* BRIEF *
Your task is to transcribe, without alteration, the lines from the top of the material below through the line bearing "Field gradients from", inclusive.

┌──

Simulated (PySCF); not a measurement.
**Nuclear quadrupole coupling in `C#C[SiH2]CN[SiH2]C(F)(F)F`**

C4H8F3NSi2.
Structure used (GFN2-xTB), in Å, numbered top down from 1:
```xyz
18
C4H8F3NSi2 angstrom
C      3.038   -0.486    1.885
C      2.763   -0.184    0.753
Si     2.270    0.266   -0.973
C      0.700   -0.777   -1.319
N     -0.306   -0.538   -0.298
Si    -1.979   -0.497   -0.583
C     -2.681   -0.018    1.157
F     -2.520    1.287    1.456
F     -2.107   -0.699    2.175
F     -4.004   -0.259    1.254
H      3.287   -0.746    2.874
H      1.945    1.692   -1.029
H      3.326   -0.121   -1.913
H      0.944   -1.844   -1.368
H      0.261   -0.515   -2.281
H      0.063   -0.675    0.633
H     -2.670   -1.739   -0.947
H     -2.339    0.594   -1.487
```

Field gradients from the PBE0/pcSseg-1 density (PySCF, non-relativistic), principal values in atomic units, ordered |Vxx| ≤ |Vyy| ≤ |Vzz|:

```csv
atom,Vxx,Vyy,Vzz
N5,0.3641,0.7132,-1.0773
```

└──

* REPLY *
Simulated (PySCF); not a measurement.
**Nuclear quadrupole coupling in `C#C[SiH2]CN[SiH2]C(F)(F)F`**

C4H8F3NSi2.
Structure used (GFN2-xTB), in Å, numbered top down from 1:
```xyz
18
C4H8F3NSi2 angstrom
C      3.038   -0.486    1.885
C      2.763   -0.184    0.753
Si     2.270    0.266   -0.973
C      0.700   -0.777   -1.319
N     -0.306   -0.538   -0.298
Si    -1.979   -0.497   -0.583
C     -2.681   -0.018    1.157
F     -2.520    1.287    1.456
F     -2.107   -0.699    2.175
F     -4.004   -0.259    1.254
H      3.287   -0.746    2.874
H      1.945    1.692   -1.029
H      3.326   -0.121   -1.913
H      0.944   -1.844   -1.368
H      0.261   -0.515   -2.281
H      0.063   -0.675    0.633
H     -2.670   -1.739   -0.947
H     -2.339    0.594   -1.487
```

Field gradients from the PBE0/pcSseg-1 density (PySCF, non-relativistic), principal values in atomic units, ordered |Vxx| ≤ |Vyy| ≤ |Vzz|:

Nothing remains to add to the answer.